## Task item
Below are entries; print them exactly from the first line through the one containing "36 modes from".

## Given information
# # # #
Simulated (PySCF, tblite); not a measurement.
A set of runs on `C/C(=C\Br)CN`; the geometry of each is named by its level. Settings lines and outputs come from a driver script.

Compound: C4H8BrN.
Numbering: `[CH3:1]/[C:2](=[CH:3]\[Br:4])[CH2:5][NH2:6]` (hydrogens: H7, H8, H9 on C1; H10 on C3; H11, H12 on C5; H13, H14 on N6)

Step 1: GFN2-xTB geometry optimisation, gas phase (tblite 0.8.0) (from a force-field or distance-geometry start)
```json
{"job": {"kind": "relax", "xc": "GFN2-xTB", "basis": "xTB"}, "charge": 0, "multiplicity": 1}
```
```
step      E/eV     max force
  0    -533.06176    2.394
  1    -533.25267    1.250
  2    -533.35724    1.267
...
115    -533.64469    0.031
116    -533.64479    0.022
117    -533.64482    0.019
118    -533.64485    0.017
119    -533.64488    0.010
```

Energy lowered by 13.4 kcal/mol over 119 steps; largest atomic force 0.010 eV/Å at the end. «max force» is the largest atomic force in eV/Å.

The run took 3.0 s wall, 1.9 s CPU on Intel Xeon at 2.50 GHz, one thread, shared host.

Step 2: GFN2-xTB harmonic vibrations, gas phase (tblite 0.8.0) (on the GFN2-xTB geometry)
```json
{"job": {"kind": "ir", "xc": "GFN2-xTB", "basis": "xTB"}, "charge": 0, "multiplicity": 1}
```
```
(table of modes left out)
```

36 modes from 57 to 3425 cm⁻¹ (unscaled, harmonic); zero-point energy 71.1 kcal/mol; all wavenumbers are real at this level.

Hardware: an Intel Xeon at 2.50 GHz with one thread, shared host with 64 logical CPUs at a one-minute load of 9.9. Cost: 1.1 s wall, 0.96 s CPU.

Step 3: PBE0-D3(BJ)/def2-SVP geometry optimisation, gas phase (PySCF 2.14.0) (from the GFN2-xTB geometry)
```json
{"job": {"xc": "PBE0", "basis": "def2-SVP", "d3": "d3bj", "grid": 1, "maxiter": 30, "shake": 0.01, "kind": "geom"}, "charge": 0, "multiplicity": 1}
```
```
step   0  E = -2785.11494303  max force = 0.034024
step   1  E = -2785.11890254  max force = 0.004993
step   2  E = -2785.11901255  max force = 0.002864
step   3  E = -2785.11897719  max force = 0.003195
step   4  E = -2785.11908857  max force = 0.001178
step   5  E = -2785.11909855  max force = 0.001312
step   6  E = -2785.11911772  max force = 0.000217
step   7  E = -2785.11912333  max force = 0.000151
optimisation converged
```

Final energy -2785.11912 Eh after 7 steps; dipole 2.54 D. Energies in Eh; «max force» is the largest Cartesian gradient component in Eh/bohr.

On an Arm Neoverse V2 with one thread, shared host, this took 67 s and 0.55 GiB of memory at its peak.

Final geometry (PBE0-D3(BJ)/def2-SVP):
# # # #

## Answer box
Simulated (PySCF, tblite); not a measurement.
A set of runs on `C/C(=C\Br)CN`; the geometry of each is named by its level. Settings lines and outputs come from a driver script.

Compound: C4H8BrN.
Numbering: `[CH3:1]/[C:2](=[CH:3]\[Br:4])[CH2:5][NH2:6]` (hydrogens: H7, H8, H9 on C1; H10 on C3; H11, H12 on C5; H13, H14 on N6)

Step 1: GFN2-xTB geometry optimisation, gas phase (tblite 0.8.0) (from a force-field or distance-geometry start)
```json
{"job": {"kind": "relax", "xc": "GFN2-xTB", "basis": "xTB"}, "charge": 0, "multiplicity": 1}
```
```
step      E/eV     max force
  0    -533.06176    2.394
  1    -533.25267    1.250
  2    -533.35724    1.267
...
115    -533.64469    0.031
116    -533.64479    0.022
117    -533.64482    0.019
118    -533.64485    0.017
119    -533.64488    0.010
```

Energy lowered by 13.4 kcal/mol over 119 steps; largest atomic force 0.010 eV/Å at the end. «max force» is the largest atomic force in eV/Å.

The run took 3.0 s wall, 1.9 s CPU on Intel Xeon at 2.50 GHz, one thread, shared host.

Step 2: GFN2-xTB harmonic vibrations, gas phase (tblite 0.8.0) (on the GFN2-xTB geometry)
```json
{"job": {"kind": "ir", "xc": "GFN2-xTB", "basis": "xTB"}, "charge": 0, "multiplicity": 1}
```
```
(table of modes left out)
```

36 modes from 57 to 3425 cm⁻¹ (unscaled, harmonic); zero-point energy 71.1 kcal/mol; all wavenumbers are real at this level.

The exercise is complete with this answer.